┄┄┄┄┄┄┄┄┄┄

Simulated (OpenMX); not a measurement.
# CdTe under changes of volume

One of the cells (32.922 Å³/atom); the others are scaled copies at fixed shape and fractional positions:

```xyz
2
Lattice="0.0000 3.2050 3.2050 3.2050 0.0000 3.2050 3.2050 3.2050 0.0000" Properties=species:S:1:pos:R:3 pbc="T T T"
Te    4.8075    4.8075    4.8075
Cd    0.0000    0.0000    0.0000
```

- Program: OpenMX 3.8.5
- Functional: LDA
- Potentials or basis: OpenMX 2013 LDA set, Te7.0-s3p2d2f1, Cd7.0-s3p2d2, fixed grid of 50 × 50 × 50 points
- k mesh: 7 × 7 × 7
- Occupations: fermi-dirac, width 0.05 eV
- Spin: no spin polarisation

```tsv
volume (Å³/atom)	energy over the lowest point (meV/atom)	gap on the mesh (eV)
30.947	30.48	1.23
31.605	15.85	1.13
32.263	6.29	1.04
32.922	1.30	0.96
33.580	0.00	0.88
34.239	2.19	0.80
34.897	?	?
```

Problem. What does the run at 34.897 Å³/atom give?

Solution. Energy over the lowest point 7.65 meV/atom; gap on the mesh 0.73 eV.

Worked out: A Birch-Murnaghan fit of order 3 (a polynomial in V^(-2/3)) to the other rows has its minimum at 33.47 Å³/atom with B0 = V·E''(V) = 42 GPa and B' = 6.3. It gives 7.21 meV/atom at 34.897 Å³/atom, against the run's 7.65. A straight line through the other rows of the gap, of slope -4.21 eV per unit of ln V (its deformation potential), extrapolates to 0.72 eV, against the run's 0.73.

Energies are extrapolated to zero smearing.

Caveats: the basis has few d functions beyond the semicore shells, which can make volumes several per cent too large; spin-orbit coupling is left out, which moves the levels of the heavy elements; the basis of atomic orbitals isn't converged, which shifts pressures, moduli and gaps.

┄┄┄┄┄┄┄┄┄┄

- [Brief]: Copy the lines of the data above exactly as written, beginning with the line containing "One of the cells" and ending with the line containing "Solution. Energy over", and leave out all other lines.

- [Answer space]:
One of the cells (32.922 Å³/atom); the others are scaled copies at fixed shape and fractional positions:

```xyz
2
Lattice="0.0000 3.2050 3.2050 3.2050 0.0000 3.2050 3.2050 3.2050 0.0000" Properties=species:S:1:pos:R:3 pbc="T T T"
Te    4.8075    4.8075    4.8075
Cd    0.0000    0.0000    0.0000
```

- Program: OpenMX 3.8.5
- Functional: LDA
- Potentials or basis: OpenMX 2013 LDA set, Te7.0-s3p2d2f1, Cd7.0-s3p2d2, fixed grid of 50 × 50 × 50 points
- k mesh: 7 × 7 × 7
- Occupations: fermi-dirac, width 0.05 eV
- Spin: no spin polarisation

```tsv
volume (Å³/atom)	energy over the lowest point (meV/atom)	gap on the mesh (eV)
30.947	30.48	1.23
31.605	15.85	1.13
32.263	6.29	1.04
32.922	1.30	0.96
33.580	0.00	0.88
34.239	2.19	0.80
34.897	?	?
```

Problem. What does the run at 34.897 Å³/atom give?

Solution. Energy over the lowest point 7.65 meV/atom; gap on the mesh 0.73 eV.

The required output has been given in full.